■ Dataset
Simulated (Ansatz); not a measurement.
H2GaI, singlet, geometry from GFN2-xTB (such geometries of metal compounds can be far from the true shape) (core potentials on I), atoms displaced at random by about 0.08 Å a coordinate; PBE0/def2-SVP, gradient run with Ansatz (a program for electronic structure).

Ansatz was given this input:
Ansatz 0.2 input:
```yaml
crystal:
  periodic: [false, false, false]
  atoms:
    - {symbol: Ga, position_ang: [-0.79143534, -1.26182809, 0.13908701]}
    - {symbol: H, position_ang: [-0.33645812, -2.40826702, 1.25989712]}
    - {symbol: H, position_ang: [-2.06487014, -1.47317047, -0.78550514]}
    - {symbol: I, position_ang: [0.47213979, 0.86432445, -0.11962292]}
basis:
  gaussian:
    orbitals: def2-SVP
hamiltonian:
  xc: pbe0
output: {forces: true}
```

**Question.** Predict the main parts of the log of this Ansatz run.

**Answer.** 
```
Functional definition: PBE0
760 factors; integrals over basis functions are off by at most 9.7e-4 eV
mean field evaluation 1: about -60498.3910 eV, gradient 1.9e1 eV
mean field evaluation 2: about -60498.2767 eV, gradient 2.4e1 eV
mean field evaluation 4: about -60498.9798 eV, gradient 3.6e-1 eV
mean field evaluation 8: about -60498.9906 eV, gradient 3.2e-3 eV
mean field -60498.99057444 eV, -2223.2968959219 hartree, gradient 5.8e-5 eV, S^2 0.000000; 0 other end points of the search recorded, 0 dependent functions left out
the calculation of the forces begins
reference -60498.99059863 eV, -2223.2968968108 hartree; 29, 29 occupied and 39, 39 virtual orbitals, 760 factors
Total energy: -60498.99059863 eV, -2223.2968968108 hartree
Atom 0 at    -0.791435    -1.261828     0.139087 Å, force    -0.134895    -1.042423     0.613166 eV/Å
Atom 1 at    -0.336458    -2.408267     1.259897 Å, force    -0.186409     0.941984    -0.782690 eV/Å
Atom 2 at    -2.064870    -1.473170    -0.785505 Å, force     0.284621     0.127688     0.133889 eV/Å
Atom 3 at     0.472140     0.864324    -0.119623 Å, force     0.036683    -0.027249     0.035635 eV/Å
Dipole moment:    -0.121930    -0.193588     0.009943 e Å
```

■ Work order
Please print the records above exactly from their first line. End with the line containing "H2GaI, singlet, geometry", and include it.

■ Exercise solution
Simulated (Ansatz); not a measurement.
H2GaI, singlet, geometry from GFN2-xTB (such geometries of metal compounds can be far from the true shape) (core potentials on I), atoms displaced at random by about 0.08 Å a coordinate; PBE0/def2-SVP, gradient run with Ansatz (a program for electronic structure).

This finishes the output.